## WORK ITEM
The whole listing should be given back without any alteration.

------------------------------------
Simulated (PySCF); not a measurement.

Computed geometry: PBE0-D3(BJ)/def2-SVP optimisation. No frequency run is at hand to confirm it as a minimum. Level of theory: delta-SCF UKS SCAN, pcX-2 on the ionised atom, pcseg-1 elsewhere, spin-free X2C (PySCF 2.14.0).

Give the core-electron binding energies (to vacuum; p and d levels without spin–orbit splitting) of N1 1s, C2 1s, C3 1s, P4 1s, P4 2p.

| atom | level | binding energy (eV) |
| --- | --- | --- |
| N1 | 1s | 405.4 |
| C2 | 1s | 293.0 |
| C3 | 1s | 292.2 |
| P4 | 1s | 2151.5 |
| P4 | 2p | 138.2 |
------------------------------------

## YOUR RESPONSE
Simulated (PySCF); not a measurement.

Computed geometry: PBE0-D3(BJ)/def2-SVP optimisation. No frequency run is at hand to confirm it as a minimum. Level of theory: delta-SCF UKS SCAN, pcX-2 on the ionised atom, pcseg-1 elsewhere, spin-free X2C (PySCF 2.14.0).

Give the core-electron binding energies (to vacuum; p and d levels without spin–orbit splitting) of N1 1s, C2 1s, C3 1s, P4 1s, P4 2p.

| atom | level | binding energy (eV) |
| --- | --- | --- |
| N1 | 1s | 405.4 |
| C2 | 1s | 293.0 |
| C3 | 1s | 292.2 |
| P4 | 1s | 2151.5 |
| P4 | 2p | 138.2 |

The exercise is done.